* * * *
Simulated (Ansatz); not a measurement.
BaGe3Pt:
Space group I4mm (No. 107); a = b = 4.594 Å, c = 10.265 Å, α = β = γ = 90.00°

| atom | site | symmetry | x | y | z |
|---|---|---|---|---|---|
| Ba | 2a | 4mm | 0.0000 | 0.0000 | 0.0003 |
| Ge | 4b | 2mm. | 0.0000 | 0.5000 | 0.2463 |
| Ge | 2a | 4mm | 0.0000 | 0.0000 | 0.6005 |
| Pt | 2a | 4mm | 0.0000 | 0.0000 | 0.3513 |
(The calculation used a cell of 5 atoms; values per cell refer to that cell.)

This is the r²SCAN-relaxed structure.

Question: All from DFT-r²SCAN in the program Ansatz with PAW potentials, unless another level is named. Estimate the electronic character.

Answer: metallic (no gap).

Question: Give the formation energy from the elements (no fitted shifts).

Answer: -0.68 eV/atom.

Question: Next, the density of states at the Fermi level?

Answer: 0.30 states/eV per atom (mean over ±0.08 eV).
* * * *

◆ **WORK REQUEST**: Every entry must be printed again, exactly as it reads.

◆ **EXERCISE OUTPUT**:
Simulated (Ansatz); not a measurement.
BaGe3Pt:
Space group I4mm (No. 107); a = b = 4.594 Å, c = 10.265 Å, α = β = γ = 90.00°

| atom | site | symmetry | x | y | z |
|---|---|---|---|---|---|
| Ba | 2a | 4mm | 0.0000 | 0.0000 | 0.0003 |
| Ge | 4b | 2mm. | 0.0000 | 0.5000 | 0.2463 |
| Ge | 2a | 4mm | 0.0000 | 0.0000 | 0.6005 |
| Pt | 2a | 4mm | 0.0000 | 0.0000 | 0.3513 |
(The calculation used a cell of 5 atoms; values per cell refer to that cell.)

This is the r²SCAN-relaxed structure.

Question: All from DFT-r²SCAN in the program Ansatz with PAW potentials, unless another level is named. Estimate the electronic character.

Answer: metallic (no gap).

Question: Give the formation energy from the elements (no fitted shifts).

Answer: -0.68 eV/atom.

Question: Next, the density of states at the Fermi level?

Answer: 0.30 states/eV per atom (mean over ±0.08 eV).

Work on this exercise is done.